BEGIN RECORD EXTRACTS
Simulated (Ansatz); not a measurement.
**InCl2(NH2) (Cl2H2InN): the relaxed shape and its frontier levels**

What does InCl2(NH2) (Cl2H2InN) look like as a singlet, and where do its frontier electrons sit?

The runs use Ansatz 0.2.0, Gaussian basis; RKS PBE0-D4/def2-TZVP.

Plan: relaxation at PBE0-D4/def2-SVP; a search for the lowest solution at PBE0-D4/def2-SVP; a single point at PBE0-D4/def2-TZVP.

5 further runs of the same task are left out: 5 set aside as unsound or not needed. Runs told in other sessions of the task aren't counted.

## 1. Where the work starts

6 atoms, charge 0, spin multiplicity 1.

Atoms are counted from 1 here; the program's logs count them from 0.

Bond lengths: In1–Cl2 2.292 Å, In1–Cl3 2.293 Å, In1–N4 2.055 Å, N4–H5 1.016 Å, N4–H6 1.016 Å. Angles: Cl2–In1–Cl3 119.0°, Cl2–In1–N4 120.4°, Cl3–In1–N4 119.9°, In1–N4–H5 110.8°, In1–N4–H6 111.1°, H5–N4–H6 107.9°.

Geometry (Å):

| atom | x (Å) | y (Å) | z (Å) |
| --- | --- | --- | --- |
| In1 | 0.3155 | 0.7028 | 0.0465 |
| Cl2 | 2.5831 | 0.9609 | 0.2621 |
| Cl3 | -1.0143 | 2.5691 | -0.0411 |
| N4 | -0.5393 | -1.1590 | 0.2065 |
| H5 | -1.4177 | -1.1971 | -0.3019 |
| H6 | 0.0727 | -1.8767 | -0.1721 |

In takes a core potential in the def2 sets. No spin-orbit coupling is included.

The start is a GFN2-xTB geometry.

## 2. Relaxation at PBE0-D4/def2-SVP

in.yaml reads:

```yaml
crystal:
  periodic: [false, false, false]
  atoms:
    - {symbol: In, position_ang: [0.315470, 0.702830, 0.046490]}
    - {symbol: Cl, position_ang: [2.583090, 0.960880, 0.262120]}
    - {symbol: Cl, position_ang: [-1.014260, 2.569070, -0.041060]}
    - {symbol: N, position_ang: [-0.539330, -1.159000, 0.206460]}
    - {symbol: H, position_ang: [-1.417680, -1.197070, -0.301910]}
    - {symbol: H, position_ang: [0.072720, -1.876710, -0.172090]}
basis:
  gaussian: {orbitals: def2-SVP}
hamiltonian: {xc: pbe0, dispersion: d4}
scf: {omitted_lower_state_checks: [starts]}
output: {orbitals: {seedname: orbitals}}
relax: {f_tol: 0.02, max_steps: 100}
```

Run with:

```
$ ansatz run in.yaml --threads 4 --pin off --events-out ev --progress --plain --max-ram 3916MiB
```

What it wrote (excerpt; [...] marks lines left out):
END RECORD EXTRACTS

▶ _EXERCISE_:
Print exactly the lines from the beginning of the entries through the line with "The runs use". Output nothing more.

▶ _TASK RESULT_:
Simulated (Ansatz); not a measurement.
**InCl2(NH2) (Cl2H2InN): the relaxed shape and its frontier levels**

What does InCl2(NH2) (Cl2H2InN) look like as a singlet, and where do its frontier electrons sit?

The runs use Ansatz 0.2.0, Gaussian basis; RKS PBE0-D4/def2-TZVP.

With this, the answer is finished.